--- START ---

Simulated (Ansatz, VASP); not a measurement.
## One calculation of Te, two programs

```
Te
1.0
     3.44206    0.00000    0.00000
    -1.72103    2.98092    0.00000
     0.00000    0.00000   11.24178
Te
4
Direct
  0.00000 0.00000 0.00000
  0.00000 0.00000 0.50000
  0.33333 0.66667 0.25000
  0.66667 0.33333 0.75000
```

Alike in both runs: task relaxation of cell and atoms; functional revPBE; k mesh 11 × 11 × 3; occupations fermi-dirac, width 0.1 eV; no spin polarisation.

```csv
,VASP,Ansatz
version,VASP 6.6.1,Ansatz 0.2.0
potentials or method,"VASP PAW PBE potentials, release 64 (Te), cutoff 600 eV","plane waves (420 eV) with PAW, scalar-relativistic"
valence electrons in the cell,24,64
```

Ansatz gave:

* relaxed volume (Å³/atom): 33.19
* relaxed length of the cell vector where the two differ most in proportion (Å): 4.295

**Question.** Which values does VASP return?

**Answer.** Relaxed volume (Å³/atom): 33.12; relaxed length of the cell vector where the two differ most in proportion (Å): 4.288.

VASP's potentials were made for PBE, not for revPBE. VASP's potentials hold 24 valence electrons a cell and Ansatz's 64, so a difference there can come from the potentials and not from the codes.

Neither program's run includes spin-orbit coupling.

--- END ---

• _ASSIGNMENT_
Return the span of lines in the data above that opens at the line with "does VASP return?" and closes at the line with "VASP's potentials were", exactly, ends included, nothing else.

• _WRITTEN RESPONSE_
**Question.** Which values does VASP return?

**Answer.** Relaxed volume (Å³/atom): 33.12; relaxed length of the cell vector where the two differ most in proportion (Å): 4.288.

VASP's potentials were made for PBE, not for revPBE. VASP's potentials hold 24 valence electrons a cell and Ansatz's 64, so a difference there can come from the potentials and not from the codes.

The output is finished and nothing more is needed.